Reproduce the listing exactly, keeping every word as it is.

ENTRIES SHOWN below:

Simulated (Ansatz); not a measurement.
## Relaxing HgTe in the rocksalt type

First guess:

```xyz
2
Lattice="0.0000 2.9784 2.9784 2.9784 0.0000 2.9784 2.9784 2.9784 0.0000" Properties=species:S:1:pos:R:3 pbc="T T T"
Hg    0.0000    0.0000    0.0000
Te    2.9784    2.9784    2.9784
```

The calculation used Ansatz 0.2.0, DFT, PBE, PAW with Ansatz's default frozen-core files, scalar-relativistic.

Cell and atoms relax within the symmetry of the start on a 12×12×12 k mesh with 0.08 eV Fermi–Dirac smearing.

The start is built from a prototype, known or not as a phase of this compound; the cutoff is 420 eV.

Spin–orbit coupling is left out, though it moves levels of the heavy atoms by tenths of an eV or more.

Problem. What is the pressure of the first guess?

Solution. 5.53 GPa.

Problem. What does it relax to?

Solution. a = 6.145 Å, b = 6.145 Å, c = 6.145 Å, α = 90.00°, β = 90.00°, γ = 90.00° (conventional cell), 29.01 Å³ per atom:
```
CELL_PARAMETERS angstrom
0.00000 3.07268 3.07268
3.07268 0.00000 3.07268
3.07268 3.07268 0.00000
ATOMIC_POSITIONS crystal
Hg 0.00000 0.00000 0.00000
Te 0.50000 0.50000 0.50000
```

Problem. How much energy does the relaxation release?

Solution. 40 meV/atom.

End of ENTRIES SHOWN.

» YOUR RESPONSE
Simulated (Ansatz); not a measurement.
## Relaxing HgTe in the rocksalt type

First guess:

```xyz
2
Lattice="0.0000 2.9784 2.9784 2.9784 0.0000 2.9784 2.9784 2.9784 0.0000" Properties=species:S:1:pos:R:3 pbc="T T T"
Hg    0.0000    0.0000    0.0000
Te    2.9784    2.9784    2.9784
```

The calculation used Ansatz 0.2.0, DFT, PBE, PAW with Ansatz's default frozen-core files, scalar-relativistic.

Cell and atoms relax within the symmetry of the start on a 12×12×12 k mesh with 0.08 eV Fermi–Dirac smearing.

The start is built from a prototype, known or not as a phase of this compound; the cutoff is 420 eV.

Spin–orbit coupling is left out, though it moves levels of the heavy atoms by tenths of an eV or more.

Problem. What is the pressure of the first guess?

Solution. 5.53 GPa.

Problem. What does it relax to?

Solution. a = 6.145 Å, b = 6.145 Å, c = 6.145 Å, α = 90.00°, β = 90.00°, γ = 90.00° (conventional cell), 29.01 Å³ per atom:
```
CELL_PARAMETERS angstrom
0.00000 3.07268 3.07268
3.07268 0.00000 3.07268
3.07268 3.07268 0.00000
ATOMIC_POSITIONS crystal
Hg 0.00000 0.00000 0.00000
Te 0.50000 0.50000 0.50000
```

Problem. How much energy does the relaxation release?

Solution. 40 meV/atom.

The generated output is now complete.